Required action |
Could every line of the data be copied out once more, exactly?

Records provided |

· · · · ·

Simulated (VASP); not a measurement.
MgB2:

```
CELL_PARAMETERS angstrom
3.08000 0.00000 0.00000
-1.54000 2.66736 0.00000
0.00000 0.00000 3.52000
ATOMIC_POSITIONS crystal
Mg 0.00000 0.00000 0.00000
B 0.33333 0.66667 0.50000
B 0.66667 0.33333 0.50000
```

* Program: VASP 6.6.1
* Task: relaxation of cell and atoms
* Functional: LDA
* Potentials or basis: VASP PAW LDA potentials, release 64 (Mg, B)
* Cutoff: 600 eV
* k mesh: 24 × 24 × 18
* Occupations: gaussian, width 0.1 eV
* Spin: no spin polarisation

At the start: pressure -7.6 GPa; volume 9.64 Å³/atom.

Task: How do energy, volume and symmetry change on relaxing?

· · · · ·

Response box |
Simulated (VASP); not a measurement.
MgB2:

```
CELL_PARAMETERS angstrom
3.08000 0.00000 0.00000
-1.54000 2.66736 0.00000
0.00000 0.00000 3.52000
ATOMIC_POSITIONS crystal
Mg 0.00000 0.00000 0.00000
B 0.33333 0.66667 0.50000
B 0.66667 0.33333 0.50000
```

* Program: VASP 6.6.1
* Task: relaxation of cell and atoms
* Functional: LDA
* Potentials or basis: VASP PAW LDA potentials, release 64 (Mg, B)
* Cutoff: 600 eV
* k mesh: 24 × 24 × 18
* Occupations: gaussian, width 0.1 eV
* Spin: no spin polarisation

At the start: pressure -7.6 GPa; volume 9.64 Å³/atom.

Task: How do energy, volume and symmetry change on relaxing?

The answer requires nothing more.